**Work task**: Output exactly the first line of the listing and each line after it, through the line that contains "chloroform and dimethylsulfoxide?"; add nothing else.

**Dataset excerpts**:
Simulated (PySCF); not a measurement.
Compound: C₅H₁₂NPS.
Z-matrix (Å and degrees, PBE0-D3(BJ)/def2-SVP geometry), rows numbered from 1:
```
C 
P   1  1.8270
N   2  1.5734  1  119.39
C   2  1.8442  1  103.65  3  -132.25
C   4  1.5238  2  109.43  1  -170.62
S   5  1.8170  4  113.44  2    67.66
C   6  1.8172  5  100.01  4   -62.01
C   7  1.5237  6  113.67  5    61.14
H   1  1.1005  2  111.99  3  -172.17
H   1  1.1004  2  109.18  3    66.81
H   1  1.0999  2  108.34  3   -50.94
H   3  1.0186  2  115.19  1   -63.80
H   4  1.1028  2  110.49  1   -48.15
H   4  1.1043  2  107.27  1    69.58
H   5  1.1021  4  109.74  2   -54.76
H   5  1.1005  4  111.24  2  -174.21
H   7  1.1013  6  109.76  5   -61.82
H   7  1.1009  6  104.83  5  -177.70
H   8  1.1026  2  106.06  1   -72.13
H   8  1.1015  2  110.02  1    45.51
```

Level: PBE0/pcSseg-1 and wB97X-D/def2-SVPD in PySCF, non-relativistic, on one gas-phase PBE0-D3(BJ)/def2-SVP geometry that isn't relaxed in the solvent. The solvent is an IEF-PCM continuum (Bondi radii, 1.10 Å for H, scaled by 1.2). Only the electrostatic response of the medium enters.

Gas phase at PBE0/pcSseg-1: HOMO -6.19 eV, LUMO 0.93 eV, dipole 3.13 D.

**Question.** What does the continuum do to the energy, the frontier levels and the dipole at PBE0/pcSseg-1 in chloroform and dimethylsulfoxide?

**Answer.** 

**Task answer**:
Simulated (PySCF); not a measurement.
Compound: C₅H₁₂NPS.
Z-matrix (Å and degrees, PBE0-D3(BJ)/def2-SVP geometry), rows numbered from 1:
```
C 
P   1  1.8270
N   2  1.5734  1  119.39
C   2  1.8442  1  103.65  3  -132.25
C   4  1.5238  2  109.43  1  -170.62
S   5  1.8170  4  113.44  2    67.66
C   6  1.8172  5  100.01  4   -62.01
C   7  1.5237  6  113.67  5    61.14
H   1  1.1005  2  111.99  3  -172.17
H   1  1.1004  2  109.18  3    66.81
H   1  1.0999  2  108.34  3   -50.94
H   3  1.0186  2  115.19  1   -63.80
H   4  1.1028  2  110.49  1   -48.15
H   4  1.1043  2  107.27  1    69.58
H   5  1.1021  4  109.74  2   -54.76
H   5  1.1005  4  111.24  2  -174.21
H   7  1.1013  6  109.76  5   -61.82
H   7  1.1009  6  104.83  5  -177.70
H   8  1.1026  2  106.06  1   -72.13
H   8  1.1015  2  110.02  1    45.51
```

Level: PBE0/pcSseg-1 and wB97X-D/def2-SVPD in PySCF, non-relativistic, on one gas-phase PBE0-D3(BJ)/def2-SVP geometry that isn't relaxed in the solvent. The solvent is an IEF-PCM continuum (Bondi radii, 1.10 Å for H, scaled by 1.2). Only the electrostatic response of the medium enters.

Gas phase at PBE0/pcSseg-1: HOMO -6.19 eV, LUMO 0.93 eV, dipole 3.13 D.

**Question.** What does the continuum do to the energy, the frontier levels and the dipole at PBE0/pcSseg-1 in chloroform and dimethylsulfoxide?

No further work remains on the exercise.